SOURCE DATA:
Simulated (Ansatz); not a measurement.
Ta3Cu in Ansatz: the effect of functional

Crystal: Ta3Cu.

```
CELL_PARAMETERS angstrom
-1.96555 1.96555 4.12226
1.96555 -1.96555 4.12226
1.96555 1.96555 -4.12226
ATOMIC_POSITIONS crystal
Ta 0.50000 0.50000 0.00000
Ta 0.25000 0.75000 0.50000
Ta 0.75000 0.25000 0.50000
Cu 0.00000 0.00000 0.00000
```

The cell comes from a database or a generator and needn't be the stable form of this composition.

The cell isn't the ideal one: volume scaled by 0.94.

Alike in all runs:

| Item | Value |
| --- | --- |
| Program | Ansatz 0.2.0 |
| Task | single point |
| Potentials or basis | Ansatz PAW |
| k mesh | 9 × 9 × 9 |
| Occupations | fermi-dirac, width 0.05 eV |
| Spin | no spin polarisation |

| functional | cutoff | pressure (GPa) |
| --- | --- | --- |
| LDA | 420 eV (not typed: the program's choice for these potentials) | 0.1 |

ACTIVITY: From the first line of the data above through the line containing "single point |", set each line down again exactly; include both ends and omit everything else.

EXPECTED ANSWER:
Simulated (Ansatz); not a measurement.
Ta3Cu in Ansatz: the effect of functional

Crystal: Ta3Cu.

```
CELL_PARAMETERS angstrom
-1.96555 1.96555 4.12226
1.96555 -1.96555 4.12226
1.96555 1.96555 -4.12226
ATOMIC_POSITIONS crystal
Ta 0.50000 0.50000 0.00000
Ta 0.25000 0.75000 0.50000
Ta 0.75000 0.25000 0.50000
Cu 0.00000 0.00000 0.00000
```

The cell comes from a database or a generator and needn't be the stable form of this composition.

The cell isn't the ideal one: volume scaled by 0.94.

Alike in all runs:

| Item | Value |
| --- | --- |
| Program | Ansatz 0.2.0 |
| Task | single point |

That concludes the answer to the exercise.